[EXTRACTED RECORDS]
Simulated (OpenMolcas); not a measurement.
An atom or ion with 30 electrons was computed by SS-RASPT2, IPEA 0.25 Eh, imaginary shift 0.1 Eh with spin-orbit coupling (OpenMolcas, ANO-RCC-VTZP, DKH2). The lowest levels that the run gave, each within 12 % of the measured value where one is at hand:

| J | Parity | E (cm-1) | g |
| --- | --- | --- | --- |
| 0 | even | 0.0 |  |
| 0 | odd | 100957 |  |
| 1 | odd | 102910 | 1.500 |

[ASSIGNMENT] Print the full listing again, word for word.

[WORKED SOLUTION]
Simulated (OpenMolcas); not a measurement.
An atom or ion with 30 electrons was computed by SS-RASPT2, IPEA 0.25 Eh, imaginary shift 0.1 Eh with spin-orbit coupling (OpenMolcas, ANO-RCC-VTZP, DKH2). The lowest levels that the run gave, each within 12 % of the measured value where one is at hand:

| J | Parity | E (cm-1) | g |
| --- | --- | --- | --- |
| 0 | even | 0.0 |  |
| 0 | odd | 100957 |  |
| 1 | odd | 102910 | 1.500 |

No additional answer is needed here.